### Listed entries
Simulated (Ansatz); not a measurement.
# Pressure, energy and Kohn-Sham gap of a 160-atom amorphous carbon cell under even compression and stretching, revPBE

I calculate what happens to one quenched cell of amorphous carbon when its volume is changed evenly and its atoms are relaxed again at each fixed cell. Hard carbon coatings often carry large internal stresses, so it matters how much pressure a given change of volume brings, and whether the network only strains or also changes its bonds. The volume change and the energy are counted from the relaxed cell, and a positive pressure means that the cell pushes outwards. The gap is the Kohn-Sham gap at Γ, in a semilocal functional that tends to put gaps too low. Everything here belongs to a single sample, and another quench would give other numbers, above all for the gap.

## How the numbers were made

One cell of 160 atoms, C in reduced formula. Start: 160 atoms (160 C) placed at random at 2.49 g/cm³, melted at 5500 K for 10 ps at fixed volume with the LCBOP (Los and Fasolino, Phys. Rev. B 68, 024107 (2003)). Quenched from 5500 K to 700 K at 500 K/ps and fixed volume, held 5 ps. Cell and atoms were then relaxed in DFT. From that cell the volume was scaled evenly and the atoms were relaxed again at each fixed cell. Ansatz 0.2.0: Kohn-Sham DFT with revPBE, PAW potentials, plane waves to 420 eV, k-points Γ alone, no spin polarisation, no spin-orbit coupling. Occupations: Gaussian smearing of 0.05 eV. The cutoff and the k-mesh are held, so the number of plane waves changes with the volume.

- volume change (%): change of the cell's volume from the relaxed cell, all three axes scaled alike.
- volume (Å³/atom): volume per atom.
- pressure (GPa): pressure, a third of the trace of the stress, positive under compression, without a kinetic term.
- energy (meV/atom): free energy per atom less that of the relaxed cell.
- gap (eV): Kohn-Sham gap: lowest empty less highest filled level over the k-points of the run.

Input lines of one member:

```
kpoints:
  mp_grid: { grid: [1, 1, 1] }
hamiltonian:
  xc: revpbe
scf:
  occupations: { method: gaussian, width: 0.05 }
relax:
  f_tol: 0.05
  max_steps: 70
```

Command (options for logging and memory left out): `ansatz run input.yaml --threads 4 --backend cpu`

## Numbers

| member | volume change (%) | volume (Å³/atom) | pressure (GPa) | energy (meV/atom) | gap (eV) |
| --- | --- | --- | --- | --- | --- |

### Requirement
Extract exactly and only the lines above from the line containing "- volume change" through the line containing "- pressure (GPa): pressure, a", both end lines included.

### Exercise output
- volume change (%): change of the cell's volume from the relaxed cell, all three axes scaled alike.
- volume (Å³/atom): volume per atom.
- pressure (GPa): pressure, a third of the trace of the stress, positive under compression, without a kinetic term.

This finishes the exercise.